§ Dataset excerpts
* * * * *
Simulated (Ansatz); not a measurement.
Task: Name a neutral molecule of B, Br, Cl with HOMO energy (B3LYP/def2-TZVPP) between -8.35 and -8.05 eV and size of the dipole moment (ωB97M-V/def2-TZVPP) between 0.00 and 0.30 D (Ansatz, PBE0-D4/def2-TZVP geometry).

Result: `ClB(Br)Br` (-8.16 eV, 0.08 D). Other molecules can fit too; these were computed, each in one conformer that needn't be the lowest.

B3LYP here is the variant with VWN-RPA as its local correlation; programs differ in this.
* * * * *

§ Work task
Look above and return each line of the records exactly, from the very first through the line with "Task: Name a", both included.

§ Worked solution
Simulated (Ansatz); not a measurement.
Task: Name a neutral molecule of B, Br, Cl with HOMO energy (B3LYP/def2-TZVPP) between -8.35 and -8.05 eV and size of the dipole moment (ωB97M-V/def2-TZVPP) between 0.00 and 0.30 D (Ansatz, PBE0-D4/def2-TZVP geometry).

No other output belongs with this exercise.